» DATA PROVIDED
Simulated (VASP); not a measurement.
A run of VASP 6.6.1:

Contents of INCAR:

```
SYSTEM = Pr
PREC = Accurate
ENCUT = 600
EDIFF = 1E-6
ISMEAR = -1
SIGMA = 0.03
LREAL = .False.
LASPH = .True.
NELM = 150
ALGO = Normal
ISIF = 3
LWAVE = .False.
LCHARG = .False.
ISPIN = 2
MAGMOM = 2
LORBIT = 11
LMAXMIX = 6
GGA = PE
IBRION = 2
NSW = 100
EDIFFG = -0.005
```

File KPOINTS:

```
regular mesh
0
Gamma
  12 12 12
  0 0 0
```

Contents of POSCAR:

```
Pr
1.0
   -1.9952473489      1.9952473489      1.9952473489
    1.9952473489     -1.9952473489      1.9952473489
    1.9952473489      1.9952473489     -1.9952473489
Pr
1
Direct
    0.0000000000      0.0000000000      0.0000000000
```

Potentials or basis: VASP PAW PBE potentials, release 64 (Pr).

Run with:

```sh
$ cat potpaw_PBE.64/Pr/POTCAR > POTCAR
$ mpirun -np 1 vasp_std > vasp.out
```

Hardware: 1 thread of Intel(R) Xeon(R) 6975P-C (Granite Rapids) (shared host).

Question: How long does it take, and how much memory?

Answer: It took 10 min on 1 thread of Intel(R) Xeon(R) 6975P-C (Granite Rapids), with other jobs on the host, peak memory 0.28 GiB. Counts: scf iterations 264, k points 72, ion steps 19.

» WORK ORDER
Word for word, reproduce the listing from its first line through the line that has "Question: How long" in it, and go no further.

» RESPONSE BOX
Simulated (VASP); not a measurement.
A run of VASP 6.6.1:

Contents of INCAR:

```
SYSTEM = Pr
PREC = Accurate
ENCUT = 600
EDIFF = 1E-6
ISMEAR = -1
SIGMA = 0.03
LREAL = .False.
LASPH = .True.
NELM = 150
ALGO = Normal
ISIF = 3
LWAVE = .False.
LCHARG = .False.
ISPIN = 2
MAGMOM = 2
LORBIT = 11
LMAXMIX = 6
GGA = PE
IBRION = 2
NSW = 100
EDIFFG = -0.005
```

File KPOINTS:

```
regular mesh
0
Gamma
  12 12 12
  0 0 0
```

Contents of POSCAR:

```
Pr
1.0
   -1.9952473489      1.9952473489      1.9952473489
    1.9952473489     -1.9952473489      1.9952473489
    1.9952473489      1.9952473489     -1.9952473489
Pr
1
Direct
    0.0000000000      0.0000000000      0.0000000000
```

Potentials or basis: VASP PAW PBE potentials, release 64 (Pr).

Run with:

```sh
$ cat potpaw_PBE.64/Pr/POTCAR > POTCAR
$ mpirun -np 1 vasp_std > vasp.out
```

Hardware: 1 thread of Intel(R) Xeon(R) 6975P-C (Granite Rapids) (shared host).

Question: How long does it take, and how much memory?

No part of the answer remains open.